[[ DATA PROVIDED open ]]
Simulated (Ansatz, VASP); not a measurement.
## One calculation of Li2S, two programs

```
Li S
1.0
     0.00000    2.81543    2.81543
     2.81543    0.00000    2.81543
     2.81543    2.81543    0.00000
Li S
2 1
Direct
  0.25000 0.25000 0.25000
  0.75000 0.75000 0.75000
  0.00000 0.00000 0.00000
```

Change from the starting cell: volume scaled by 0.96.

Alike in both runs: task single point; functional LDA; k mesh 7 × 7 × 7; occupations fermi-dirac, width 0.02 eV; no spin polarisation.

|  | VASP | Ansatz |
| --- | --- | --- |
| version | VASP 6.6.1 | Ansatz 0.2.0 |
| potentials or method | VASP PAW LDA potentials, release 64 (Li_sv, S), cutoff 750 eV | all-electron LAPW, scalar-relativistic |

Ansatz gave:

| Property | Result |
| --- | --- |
[[ DATA PROVIDED closed ]]

- [REQUIREMENT]: Would you be able to transcribe every line of the data exactly?

- [TASK OUTPUT]:
Simulated (Ansatz, VASP); not a measurement.
## One calculation of Li2S, two programs

```
Li S
1.0
     0.00000    2.81543    2.81543
     2.81543    0.00000    2.81543
     2.81543    2.81543    0.00000
Li S
2 1
Direct
  0.25000 0.25000 0.25000
  0.75000 0.75000 0.75000
  0.00000 0.00000 0.00000
```

Change from the starting cell: volume scaled by 0.96.

Alike in both runs: task single point; functional LDA; k mesh 7 × 7 × 7; occupations fermi-dirac, width 0.02 eV; no spin polarisation.

|  | VASP | Ansatz |
| --- | --- | --- |
| version | VASP 6.6.1 | Ansatz 0.2.0 |
| potentials or method | VASP PAW LDA potentials, release 64 (Li_sv, S), cutoff 750 eV | all-electron LAPW, scalar-relativistic |

Ansatz gave:

| Property | Result |
| --- | --- |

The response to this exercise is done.